# REQUIRED ACTION:
Return every entry from the listing below unaltered.

# INPUT DATA:
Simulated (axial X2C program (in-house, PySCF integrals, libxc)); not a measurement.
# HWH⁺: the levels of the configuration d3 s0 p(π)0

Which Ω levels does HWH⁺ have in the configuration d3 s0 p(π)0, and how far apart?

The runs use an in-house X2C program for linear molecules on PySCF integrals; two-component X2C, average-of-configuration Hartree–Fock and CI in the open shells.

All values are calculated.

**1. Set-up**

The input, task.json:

# EXPECTED ANSWER:
Simulated (axial X2C program (in-house, PySCF integrals, libxc)); not a measurement.
# HWH⁺: the levels of the configuration d3 s0 p(π)0

Which Ω levels does HWH⁺ have in the configuration d3 s0 p(π)0, and how far apart?

The runs use an in-house X2C program for linear molecules on PySCF integrals; two-component X2C, average-of-configuration Hartree–Fock and CI in the open shells.

All values are calculated.

**1. Set-up**

The input, task.json:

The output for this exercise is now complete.